ACTION ITEM:
Print, exactly as they appear in the listing below, the lines from the line with "Potentials or basis: VASP" to the line with "Question: Estimate the wall time of this run.", with both end lines kept.

---- DATA LISTING

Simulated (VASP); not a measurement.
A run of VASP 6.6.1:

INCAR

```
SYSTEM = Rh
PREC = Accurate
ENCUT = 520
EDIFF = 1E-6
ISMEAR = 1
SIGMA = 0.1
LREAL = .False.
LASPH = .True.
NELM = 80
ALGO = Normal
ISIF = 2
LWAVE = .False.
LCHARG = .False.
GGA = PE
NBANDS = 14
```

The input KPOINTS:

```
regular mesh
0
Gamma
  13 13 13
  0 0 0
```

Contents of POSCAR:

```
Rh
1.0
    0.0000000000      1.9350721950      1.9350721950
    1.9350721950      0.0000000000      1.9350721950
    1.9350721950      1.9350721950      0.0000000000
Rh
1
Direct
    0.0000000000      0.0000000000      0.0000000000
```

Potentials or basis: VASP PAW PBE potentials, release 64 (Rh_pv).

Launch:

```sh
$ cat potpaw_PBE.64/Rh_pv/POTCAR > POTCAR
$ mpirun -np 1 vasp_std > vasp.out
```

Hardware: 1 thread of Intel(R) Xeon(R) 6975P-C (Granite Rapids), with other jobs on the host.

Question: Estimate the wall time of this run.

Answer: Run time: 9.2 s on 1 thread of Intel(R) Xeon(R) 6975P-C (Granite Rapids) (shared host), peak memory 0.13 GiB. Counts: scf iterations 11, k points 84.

--------

ANSWER AREA:
Potentials or basis: VASP PAW PBE potentials, release 64 (Rh_pv).

Launch:

```sh
$ cat potpaw_PBE.64/Rh_pv/POTCAR > POTCAR
$ mpirun -np 1 vasp_std > vasp.out
```

Hardware: 1 thread of Intel(R) Xeon(R) 6975P-C (Granite Rapids), with other jobs on the host.

Question: Estimate the wall time of this run.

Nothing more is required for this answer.